* _Work order_: Within the records below, reproduce without change the lines from the line that has "# Ge2Os (C2/m, No." through the line that has "Spin–orbit coupling is not included.", and only those.

□ □ □ □
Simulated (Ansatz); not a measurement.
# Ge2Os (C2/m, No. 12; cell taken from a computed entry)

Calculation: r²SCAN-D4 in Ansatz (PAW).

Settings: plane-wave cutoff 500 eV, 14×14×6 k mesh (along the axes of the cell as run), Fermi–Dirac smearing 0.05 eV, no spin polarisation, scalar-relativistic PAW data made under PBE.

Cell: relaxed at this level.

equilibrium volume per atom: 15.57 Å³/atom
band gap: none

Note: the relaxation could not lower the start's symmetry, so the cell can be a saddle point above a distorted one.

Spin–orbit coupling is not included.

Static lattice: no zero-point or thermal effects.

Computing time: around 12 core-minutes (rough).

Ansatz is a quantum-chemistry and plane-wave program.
□ □ □ □

* _Response box_:
# Ge2Os (C2/m, No. 12; cell taken from a computed entry)

Calculation: r²SCAN-D4 in Ansatz (PAW).

Settings: plane-wave cutoff 500 eV, 14×14×6 k mesh (along the axes of the cell as run), Fermi–Dirac smearing 0.05 eV, no spin polarisation, scalar-relativistic PAW data made under PBE.

Cell: relaxed at this level.

equilibrium volume per atom: 15.57 Å³/atom
band gap: none

Note: the relaxation could not lower the start's symmetry, so the cell can be a saddle point above a distorted one.

Spin–orbit coupling is not included.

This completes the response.